★ ★ ★ ★ ★ ★ ★

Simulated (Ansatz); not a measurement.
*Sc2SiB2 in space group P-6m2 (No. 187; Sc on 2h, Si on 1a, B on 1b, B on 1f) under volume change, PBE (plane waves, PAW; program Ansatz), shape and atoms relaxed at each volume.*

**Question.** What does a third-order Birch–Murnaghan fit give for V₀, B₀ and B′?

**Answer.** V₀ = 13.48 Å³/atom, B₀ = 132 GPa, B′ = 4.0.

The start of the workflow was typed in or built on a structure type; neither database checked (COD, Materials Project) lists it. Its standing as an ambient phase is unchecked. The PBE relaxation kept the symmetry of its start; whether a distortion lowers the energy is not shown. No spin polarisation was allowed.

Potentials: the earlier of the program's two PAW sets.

★ ★ ★ ★ ★ ★ ★

**Work task**
Set the entries above down once more, exactly as they stand.

**Task result**
Simulated (Ansatz); not a measurement.
*Sc2SiB2 in space group P-6m2 (No. 187; Sc on 2h, Si on 1a, B on 1b, B on 1f) under volume change, PBE (plane waves, PAW; program Ansatz), shape and atoms relaxed at each volume.*

**Question.** What does a third-order Birch–Murnaghan fit give for V₀, B₀ and B′?

**Answer.** V₀ = 13.48 Å³/atom, B₀ = 132 GPa, B′ = 4.0.

The start of the workflow was typed in or built on a structure type; neither database checked (COD, Materials Project) lists it. Its standing as an ambient phase is unchecked. The PBE relaxation kept the symmetry of its start; whether a distortion lowers the energy is not shown. No spin polarisation was allowed.

Potentials: the earlier of the program's two PAW sets.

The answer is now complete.